Which lines come from the start of the records through the line that holds "At the start: pressure"? Write them out word for word.

_Supplied entries_

[Start of Attachment]

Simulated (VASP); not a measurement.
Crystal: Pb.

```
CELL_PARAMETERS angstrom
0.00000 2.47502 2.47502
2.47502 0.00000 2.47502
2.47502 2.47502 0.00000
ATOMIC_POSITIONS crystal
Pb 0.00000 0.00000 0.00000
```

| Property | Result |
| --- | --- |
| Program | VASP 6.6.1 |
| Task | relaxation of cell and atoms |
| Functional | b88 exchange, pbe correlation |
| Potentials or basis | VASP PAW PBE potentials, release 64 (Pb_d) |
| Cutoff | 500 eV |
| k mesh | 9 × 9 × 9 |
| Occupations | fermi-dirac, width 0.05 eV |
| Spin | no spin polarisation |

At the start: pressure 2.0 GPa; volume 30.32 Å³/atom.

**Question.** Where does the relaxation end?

[End of Attachment]

_Written reply_
Simulated (VASP); not a measurement.
Crystal: Pb.

```
CELL_PARAMETERS angstrom
0.00000 2.47502 2.47502
2.47502 0.00000 2.47502
2.47502 2.47502 0.00000
ATOMIC_POSITIONS crystal
Pb 0.00000 0.00000 0.00000
```

| Property | Result |
| --- | --- |
| Program | VASP 6.6.1 |
| Task | relaxation of cell and atoms |
| Functional | b88 exchange, pbe correlation |
| Potentials or basis | VASP PAW PBE potentials, release 64 (Pb_d) |
| Cutoff | 500 eV |
| k mesh | 9 × 9 × 9 |
| Occupations | fermi-dirac, width 0.05 eV |
| Spin | no spin polarisation |

At the start: pressure 2.0 GPa; volume 30.32 Å³/atom.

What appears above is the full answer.